WORK ORDER:
Each entry here is to be restated word for word.

EXERCISE DATA:
⁂

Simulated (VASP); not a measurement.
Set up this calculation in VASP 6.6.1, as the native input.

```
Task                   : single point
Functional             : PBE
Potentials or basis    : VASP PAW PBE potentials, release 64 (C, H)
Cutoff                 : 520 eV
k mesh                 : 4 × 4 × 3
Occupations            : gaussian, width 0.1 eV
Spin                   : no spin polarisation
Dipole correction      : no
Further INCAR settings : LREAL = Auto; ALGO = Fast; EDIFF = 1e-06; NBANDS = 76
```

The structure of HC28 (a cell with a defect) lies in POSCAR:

⁂

ANSWER BOX:
Simulated (VASP); not a measurement.
Set up this calculation in VASP 6.6.1, as the native input.

```
Task                   : single point
Functional             : PBE
Potentials or basis    : VASP PAW PBE potentials, release 64 (C, H)
Cutoff                 : 520 eV
k mesh                 : 4 × 4 × 3
Occupations            : gaussian, width 0.1 eV
Spin                   : no spin polarisation
Dipole correction      : no
Further INCAR settings : LREAL = Auto; ALGO = Fast; EDIFF = 1e-06; NBANDS = 76
```

The structure of HC28 (a cell with a defect) lies in POSCAR:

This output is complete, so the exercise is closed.